----------------------------------------

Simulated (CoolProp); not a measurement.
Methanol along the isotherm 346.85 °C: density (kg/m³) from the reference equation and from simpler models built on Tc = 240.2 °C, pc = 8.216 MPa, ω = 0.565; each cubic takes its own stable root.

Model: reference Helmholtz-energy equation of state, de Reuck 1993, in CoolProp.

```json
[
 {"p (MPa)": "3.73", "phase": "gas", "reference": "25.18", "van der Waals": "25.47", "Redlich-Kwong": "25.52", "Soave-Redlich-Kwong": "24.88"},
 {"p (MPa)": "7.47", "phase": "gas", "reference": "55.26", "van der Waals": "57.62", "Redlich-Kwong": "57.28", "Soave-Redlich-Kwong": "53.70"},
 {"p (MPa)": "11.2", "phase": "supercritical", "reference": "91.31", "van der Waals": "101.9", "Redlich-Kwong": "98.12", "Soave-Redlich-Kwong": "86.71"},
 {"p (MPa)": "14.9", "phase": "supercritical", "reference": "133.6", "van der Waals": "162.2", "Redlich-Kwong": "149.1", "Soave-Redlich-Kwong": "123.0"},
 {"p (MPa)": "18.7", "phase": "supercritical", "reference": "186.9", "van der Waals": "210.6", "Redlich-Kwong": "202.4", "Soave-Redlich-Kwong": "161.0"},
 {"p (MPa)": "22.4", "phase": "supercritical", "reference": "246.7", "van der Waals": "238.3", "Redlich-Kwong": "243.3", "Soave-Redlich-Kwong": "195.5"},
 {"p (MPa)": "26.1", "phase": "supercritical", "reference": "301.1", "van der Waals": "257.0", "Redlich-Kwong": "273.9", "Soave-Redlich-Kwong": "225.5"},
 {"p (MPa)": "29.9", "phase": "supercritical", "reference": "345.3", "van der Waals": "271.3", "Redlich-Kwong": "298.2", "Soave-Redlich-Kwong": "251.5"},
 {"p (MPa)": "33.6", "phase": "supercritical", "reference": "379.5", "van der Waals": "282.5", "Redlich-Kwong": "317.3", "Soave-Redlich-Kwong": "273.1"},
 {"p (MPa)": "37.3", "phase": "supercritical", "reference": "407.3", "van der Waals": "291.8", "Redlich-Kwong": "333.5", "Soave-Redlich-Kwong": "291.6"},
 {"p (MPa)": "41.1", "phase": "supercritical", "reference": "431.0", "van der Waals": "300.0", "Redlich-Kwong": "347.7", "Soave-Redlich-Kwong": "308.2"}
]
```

----------------------------------------

Work item:
The lines to retype run from the start of the entries through the line containing "Model: reference Helmholtz-energy"; reproduce them exactly and add nothing.

Written reply:
Simulated (CoolProp); not a measurement.
Methanol along the isotherm 346.85 °C: density (kg/m³) from the reference equation and from simpler models built on Tc = 240.2 °C, pc = 8.216 MPa, ω = 0.565; each cubic takes its own stable root.

Model: reference Helmholtz-energy equation of state, de Reuck 1993, in CoolProp.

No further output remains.